• Task item: Only the lines below, from the one with "All rows: Ansatz, plane" through the one with "Problem. What does RPBE give?", are to be written out, exactly.

• Data extracts:
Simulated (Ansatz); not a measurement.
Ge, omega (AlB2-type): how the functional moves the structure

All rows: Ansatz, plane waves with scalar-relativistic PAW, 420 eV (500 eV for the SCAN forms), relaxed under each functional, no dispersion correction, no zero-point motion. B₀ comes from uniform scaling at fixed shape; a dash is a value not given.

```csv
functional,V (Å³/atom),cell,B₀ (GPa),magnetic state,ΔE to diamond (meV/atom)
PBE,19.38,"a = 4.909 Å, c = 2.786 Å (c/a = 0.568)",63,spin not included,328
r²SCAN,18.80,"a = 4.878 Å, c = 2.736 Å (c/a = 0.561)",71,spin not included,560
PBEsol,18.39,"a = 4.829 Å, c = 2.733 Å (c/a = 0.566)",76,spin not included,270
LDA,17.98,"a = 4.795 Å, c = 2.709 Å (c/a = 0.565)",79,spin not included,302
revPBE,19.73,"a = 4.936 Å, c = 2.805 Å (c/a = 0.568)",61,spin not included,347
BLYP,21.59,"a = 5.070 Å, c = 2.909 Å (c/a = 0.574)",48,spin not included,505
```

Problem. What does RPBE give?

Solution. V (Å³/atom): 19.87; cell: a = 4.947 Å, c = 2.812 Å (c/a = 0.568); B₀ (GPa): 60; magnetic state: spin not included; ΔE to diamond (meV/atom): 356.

• Written solution:
All rows: Ansatz, plane waves with scalar-relativistic PAW, 420 eV (500 eV for the SCAN forms), relaxed under each functional, no dispersion correction, no zero-point motion. B₀ comes from uniform scaling at fixed shape; a dash is a value not given.

```csv
functional,V (Å³/atom),cell,B₀ (GPa),magnetic state,ΔE to diamond (meV/atom)
PBE,19.38,"a = 4.909 Å, c = 2.786 Å (c/a = 0.568)",63,spin not included,328
r²SCAN,18.80,"a = 4.878 Å, c = 2.736 Å (c/a = 0.561)",71,spin not included,560
PBEsol,18.39,"a = 4.829 Å, c = 2.733 Å (c/a = 0.566)",76,spin not included,270
LDA,17.98,"a = 4.795 Å, c = 2.709 Å (c/a = 0.565)",79,spin not included,302
revPBE,19.73,"a = 4.936 Å, c = 2.805 Å (c/a = 0.568)",61,spin not included,347
BLYP,21.59,"a = 5.070 Å, c = 2.909 Å (c/a = 0.574)",48,spin not included,505
```

Problem. What does RPBE give?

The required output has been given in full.